Supplied entries ->
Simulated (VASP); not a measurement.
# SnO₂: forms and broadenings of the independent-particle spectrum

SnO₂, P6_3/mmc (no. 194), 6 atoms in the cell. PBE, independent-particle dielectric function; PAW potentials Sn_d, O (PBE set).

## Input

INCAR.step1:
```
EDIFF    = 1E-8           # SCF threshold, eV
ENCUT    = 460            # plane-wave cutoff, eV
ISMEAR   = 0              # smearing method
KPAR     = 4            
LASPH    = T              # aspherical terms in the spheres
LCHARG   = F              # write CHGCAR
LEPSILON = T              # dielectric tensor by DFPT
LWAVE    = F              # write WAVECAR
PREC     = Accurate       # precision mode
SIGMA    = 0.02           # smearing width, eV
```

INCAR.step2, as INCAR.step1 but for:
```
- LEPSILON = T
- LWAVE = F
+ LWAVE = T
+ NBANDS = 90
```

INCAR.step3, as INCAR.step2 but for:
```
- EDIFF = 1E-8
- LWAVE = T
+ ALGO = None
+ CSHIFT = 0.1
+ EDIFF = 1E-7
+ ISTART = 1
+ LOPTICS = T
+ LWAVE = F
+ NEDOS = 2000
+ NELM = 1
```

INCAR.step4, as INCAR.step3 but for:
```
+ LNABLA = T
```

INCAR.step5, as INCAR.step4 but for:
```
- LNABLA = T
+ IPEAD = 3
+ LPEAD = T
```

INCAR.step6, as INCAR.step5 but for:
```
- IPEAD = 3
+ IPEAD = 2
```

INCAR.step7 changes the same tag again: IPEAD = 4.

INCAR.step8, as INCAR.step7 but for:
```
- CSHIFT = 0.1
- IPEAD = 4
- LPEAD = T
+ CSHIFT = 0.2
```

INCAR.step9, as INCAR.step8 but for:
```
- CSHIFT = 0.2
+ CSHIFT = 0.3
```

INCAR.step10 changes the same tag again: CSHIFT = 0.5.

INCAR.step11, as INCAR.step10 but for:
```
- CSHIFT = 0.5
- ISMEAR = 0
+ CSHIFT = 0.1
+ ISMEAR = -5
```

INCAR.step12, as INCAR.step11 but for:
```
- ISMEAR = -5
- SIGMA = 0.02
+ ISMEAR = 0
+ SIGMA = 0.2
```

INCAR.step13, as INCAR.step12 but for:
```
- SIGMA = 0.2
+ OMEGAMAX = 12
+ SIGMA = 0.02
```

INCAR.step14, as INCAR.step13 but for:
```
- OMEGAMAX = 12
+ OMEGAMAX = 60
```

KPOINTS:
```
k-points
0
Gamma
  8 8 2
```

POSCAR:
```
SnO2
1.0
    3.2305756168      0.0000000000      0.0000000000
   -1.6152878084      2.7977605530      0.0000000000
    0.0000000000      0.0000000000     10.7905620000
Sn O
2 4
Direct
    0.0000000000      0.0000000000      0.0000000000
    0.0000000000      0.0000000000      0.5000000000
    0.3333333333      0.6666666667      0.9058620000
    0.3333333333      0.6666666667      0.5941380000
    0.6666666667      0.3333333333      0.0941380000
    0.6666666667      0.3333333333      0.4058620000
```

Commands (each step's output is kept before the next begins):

Action item -> Your reply should hold only the lines from the first line of the records through the one with "INCAR.step10 changes the", reproduced word for word.

Worked solution ->
Simulated (VASP); not a measurement.
# SnO₂: forms and broadenings of the independent-particle spectrum

SnO₂, P6_3/mmc (no. 194), 6 atoms in the cell. PBE, independent-particle dielectric function; PAW potentials Sn_d, O (PBE set).

## Input

INCAR.step1:
```
EDIFF    = 1E-8           # SCF threshold, eV
ENCUT    = 460            # plane-wave cutoff, eV
ISMEAR   = 0              # smearing method
KPAR     = 4            
LASPH    = T              # aspherical terms in the spheres
LCHARG   = F              # write CHGCAR
LEPSILON = T              # dielectric tensor by DFPT
LWAVE    = F              # write WAVECAR
PREC     = Accurate       # precision mode
SIGMA    = 0.02           # smearing width, eV
```

INCAR.step2, as INCAR.step1 but for:
```
- LEPSILON = T
- LWAVE = F
+ LWAVE = T
+ NBANDS = 90
```

INCAR.step3, as INCAR.step2 but for:
```
- EDIFF = 1E-8
- LWAVE = T
+ ALGO = None
+ CSHIFT = 0.1
+ EDIFF = 1E-7
+ ISTART = 1
+ LOPTICS = T
+ LWAVE = F
+ NEDOS = 2000
+ NELM = 1
```

INCAR.step4, as INCAR.step3 but for:
```
+ LNABLA = T
```

INCAR.step5, as INCAR.step4 but for:
```
- LNABLA = T
+ IPEAD = 3
+ LPEAD = T
```

INCAR.step6, as INCAR.step5 but for:
```
- IPEAD = 3
+ IPEAD = 2
```

INCAR.step7 changes the same tag again: IPEAD = 4.

INCAR.step8, as INCAR.step7 but for:
```
- CSHIFT = 0.1
- IPEAD = 4
- LPEAD = T
+ CSHIFT = 0.2
```

INCAR.step9, as INCAR.step8 but for:
```
- CSHIFT = 0.2
+ CSHIFT = 0.3
```

INCAR.step10 changes the same tag again: CSHIFT = 0.5.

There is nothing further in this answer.